### ACTIVITY
Would you retype the records below exactly as they appear?

### EXCERPTED RECORDS
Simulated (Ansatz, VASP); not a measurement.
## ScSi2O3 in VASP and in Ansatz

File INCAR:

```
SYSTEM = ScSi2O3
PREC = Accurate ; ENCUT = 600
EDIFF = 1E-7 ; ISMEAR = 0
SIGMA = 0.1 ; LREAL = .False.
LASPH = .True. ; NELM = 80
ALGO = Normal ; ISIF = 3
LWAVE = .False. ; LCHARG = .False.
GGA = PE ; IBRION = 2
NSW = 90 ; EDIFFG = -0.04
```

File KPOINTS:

### WRITTEN SOLUTION
Simulated (Ansatz, VASP); not a measurement.
## ScSi2O3 in VASP and in Ansatz

File INCAR:

```
SYSTEM = ScSi2O3
PREC = Accurate ; ENCUT = 600
EDIFF = 1E-7 ; ISMEAR = 0
SIGMA = 0.1 ; LREAL = .False.
LASPH = .True. ; NELM = 80
ALGO = Normal ; ISIF = 3
LWAVE = .False. ; LCHARG = .False.
GGA = PE ; IBRION = 2
NSW = 90 ; EDIFFG = -0.04
```

File KPOINTS:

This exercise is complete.